(Work order) The lines from the start of the records through the one containing "These files were" are to be transcribed exactly, and nothing else.

[[ Supplied records, beginning ]]

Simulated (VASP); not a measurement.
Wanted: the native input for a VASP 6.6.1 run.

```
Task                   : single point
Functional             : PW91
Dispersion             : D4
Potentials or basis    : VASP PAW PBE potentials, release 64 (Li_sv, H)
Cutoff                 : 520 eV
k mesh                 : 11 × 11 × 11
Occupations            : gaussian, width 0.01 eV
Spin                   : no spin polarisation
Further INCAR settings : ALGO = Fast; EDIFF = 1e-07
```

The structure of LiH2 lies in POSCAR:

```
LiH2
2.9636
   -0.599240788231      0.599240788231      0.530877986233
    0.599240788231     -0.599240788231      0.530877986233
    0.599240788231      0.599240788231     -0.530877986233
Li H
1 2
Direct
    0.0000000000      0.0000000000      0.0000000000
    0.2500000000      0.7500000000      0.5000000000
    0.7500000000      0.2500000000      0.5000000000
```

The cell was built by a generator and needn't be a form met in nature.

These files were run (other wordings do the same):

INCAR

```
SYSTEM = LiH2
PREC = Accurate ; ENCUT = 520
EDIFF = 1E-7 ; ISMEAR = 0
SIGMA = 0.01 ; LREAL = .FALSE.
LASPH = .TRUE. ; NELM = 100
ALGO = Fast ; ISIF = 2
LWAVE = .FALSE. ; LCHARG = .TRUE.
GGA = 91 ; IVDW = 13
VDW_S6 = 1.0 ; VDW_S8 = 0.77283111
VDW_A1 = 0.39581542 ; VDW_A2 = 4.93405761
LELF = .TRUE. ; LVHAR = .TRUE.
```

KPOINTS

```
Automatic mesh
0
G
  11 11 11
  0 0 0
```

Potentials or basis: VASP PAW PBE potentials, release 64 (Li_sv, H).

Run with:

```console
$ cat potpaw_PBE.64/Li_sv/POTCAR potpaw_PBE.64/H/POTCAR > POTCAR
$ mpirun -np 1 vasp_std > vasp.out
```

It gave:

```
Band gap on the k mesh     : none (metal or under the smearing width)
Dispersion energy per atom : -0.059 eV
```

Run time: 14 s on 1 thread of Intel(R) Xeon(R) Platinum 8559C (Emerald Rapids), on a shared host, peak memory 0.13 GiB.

[[ Supplied records, end ]]

(Response)
Simulated (VASP); not a measurement.
Wanted: the native input for a VASP 6.6.1 run.

```
Task                   : single point
Functional             : PW91
Dispersion             : D4
Potentials or basis    : VASP PAW PBE potentials, release 64 (Li_sv, H)
Cutoff                 : 520 eV
k mesh                 : 11 × 11 × 11
Occupations            : gaussian, width 0.01 eV
Spin                   : no spin polarisation
Further INCAR settings : ALGO = Fast; EDIFF = 1e-07
```

The structure of LiH2 lies in POSCAR:

```
LiH2
2.9636
   -0.599240788231      0.599240788231      0.530877986233
    0.599240788231     -0.599240788231      0.530877986233
    0.599240788231      0.599240788231     -0.530877986233
Li H
1 2
Direct
    0.0000000000      0.0000000000      0.0000000000
    0.2500000000      0.7500000000      0.5000000000
    0.7500000000      0.2500000000      0.5000000000
```

The cell was built by a generator and needn't be a form met in nature.

These files were run (other wordings do the same):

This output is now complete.